Requirement
The records below must be duplicated exactly, character for character.

Raw data
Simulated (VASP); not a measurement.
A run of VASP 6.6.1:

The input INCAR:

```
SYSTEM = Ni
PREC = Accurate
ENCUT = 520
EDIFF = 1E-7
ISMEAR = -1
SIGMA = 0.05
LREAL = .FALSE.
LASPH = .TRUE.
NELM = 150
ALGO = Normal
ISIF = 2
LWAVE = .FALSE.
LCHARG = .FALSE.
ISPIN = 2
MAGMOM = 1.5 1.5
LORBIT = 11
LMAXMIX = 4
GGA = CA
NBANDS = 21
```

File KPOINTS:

Written answer
Simulated (VASP); not a measurement.
A run of VASP 6.6.1:

The input INCAR:

```
SYSTEM = Ni
PREC = Accurate
ENCUT = 520
EDIFF = 1E-7
ISMEAR = -1
SIGMA = 0.05
LREAL = .FALSE.
LASPH = .TRUE.
NELM = 150
ALGO = Normal
ISIF = 2
LWAVE = .FALSE.
LCHARG = .FALSE.
ISPIN = 2
MAGMOM = 1.5 1.5
LORBIT = 11
LMAXMIX = 4
GGA = CA
NBANDS = 21
```

File KPOINTS:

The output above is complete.